## ACTIVITY
Output everything in the listing exactly.

## PROVIDED INFORMATION
-- Opening Marker --
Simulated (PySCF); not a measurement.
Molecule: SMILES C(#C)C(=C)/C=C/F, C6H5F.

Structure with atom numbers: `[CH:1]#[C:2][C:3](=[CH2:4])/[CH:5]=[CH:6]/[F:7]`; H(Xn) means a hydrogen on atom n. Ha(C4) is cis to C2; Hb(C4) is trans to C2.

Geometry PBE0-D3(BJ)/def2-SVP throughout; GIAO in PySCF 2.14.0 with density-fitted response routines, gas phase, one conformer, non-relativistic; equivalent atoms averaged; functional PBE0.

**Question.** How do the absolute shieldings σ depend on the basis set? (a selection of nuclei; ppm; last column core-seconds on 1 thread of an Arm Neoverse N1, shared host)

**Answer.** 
-- Closing Marker --

## TASK SOLUTION
Simulated (PySCF); not a measurement.
Molecule: SMILES C(#C)C(=C)/C=C/F, C6H5F.

Structure with atom numbers: `[CH:1]#[C:2][C:3](=[CH2:4])/[CH:5]=[CH:6]/[F:7]`; H(Xn) means a hydrogen on atom n. Ha(C4) is cis to C2; Hb(C4) is trans to C2.

Geometry PBE0-D3(BJ)/def2-SVP throughout; GIAO in PySCF 2.14.0 with density-fitted response routines, gas phase, one conformer, non-relativistic; equivalent atoms averaged; functional PBE0.

**Question.** How do the absolute shieldings σ depend on the basis set? (a selection of nuclei; ppm; last column core-seconds on 1 thread of an Arm Neoverse N1, shared host)

**Answer.** 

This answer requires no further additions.